=== SUPPLIED DATA ===
=-=-=
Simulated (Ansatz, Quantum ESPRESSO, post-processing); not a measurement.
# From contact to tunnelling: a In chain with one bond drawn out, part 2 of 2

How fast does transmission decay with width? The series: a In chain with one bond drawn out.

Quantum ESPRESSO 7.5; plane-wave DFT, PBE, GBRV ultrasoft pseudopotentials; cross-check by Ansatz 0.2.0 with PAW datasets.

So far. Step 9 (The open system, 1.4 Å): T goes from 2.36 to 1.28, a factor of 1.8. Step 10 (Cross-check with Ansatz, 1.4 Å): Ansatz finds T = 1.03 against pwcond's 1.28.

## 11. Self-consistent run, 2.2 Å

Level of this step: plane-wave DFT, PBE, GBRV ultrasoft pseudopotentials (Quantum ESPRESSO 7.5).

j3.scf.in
=-=-=

=== REQUIREMENT ===
Starting at the line above that holds "How fast does" and ending at the line that holds "Level of this", transcribe each line exactly and include no other lines.

=== ANSWER AREA ===
How fast does transmission decay with width? The series: a In chain with one bond drawn out.

Quantum ESPRESSO 7.5; plane-wave DFT, PBE, GBRV ultrasoft pseudopotentials; cross-check by Ansatz 0.2.0 with PAW datasets.

So far. Step 9 (The open system, 1.4 Å): T goes from 2.36 to 1.28, a factor of 1.8. Step 10 (Cross-check with Ansatz, 1.4 Å): Ansatz finds T = 1.03 against pwcond's 1.28.

## 11. Self-consistent run, 2.2 Å

Level of this step: plane-wave DFT, PBE, GBRV ultrasoft pseudopotentials (Quantum ESPRESSO 7.5).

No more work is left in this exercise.